[Records supplied Boundary: Start]

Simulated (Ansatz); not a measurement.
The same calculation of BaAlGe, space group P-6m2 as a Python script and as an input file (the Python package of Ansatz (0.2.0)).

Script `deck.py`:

[Records supplied Boundary: End]

*Activity*: All entries must be duplicated exactly, with none left out.

*Exercise answer*:
Simulated (Ansatz); not a measurement.
The same calculation of BaAlGe, space group P-6m2 as a Python script and as an input file (the Python package of Ansatz (0.2.0)).

Script `deck.py`:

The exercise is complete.